Work order – Write every line of the following listing exactly as it reads.

Data extract –
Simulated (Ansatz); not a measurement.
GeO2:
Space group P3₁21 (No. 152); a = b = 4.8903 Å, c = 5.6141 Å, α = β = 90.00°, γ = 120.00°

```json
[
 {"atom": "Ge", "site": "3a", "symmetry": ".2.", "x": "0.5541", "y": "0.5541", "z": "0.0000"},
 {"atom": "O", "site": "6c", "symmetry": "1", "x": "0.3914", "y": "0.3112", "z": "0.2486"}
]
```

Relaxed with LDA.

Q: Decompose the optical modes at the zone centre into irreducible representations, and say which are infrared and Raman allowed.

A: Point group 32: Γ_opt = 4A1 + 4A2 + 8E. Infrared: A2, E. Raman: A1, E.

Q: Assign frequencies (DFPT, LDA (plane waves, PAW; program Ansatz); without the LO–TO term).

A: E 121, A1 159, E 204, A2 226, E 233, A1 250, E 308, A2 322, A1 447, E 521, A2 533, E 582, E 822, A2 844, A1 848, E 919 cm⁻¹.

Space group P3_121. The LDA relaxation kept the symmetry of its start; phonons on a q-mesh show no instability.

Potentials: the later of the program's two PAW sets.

Response –
Simulated (Ansatz); not a measurement.
GeO2:
Space group P3₁21 (No. 152); a = b = 4.8903 Å, c = 5.6141 Å, α = β = 90.00°, γ = 120.00°

```json
[
 {"atom": "Ge", "site": "3a", "symmetry": ".2.", "x": "0.5541", "y": "0.5541", "z": "0.0000"},
 {"atom": "O", "site": "6c", "symmetry": "1", "x": "0.3914", "y": "0.3112", "z": "0.2486"}
]
```

Relaxed with LDA.

Q: Decompose the optical modes at the zone centre into irreducible representations, and say which are infrared and Raman allowed.

A: Point group 32: Γ_opt = 4A1 + 4A2 + 8E. Infrared: A2, E. Raman: A1, E.

Q: Assign frequencies (DFPT, LDA (plane waves, PAW; program Ansatz); without the LO–TO term).

A: E 121, A1 159, E 204, A2 226, E 233, A1 250, E 308, A2 322, A1 447, E 521, A2 533, E 582, E 822, A2 844, A1 848, E 919 cm⁻¹.

Space group P3_121. The LDA relaxation kept the symmetry of its start; phonons on a q-mesh show no instability.

Potentials: the later of the program's two PAW sets.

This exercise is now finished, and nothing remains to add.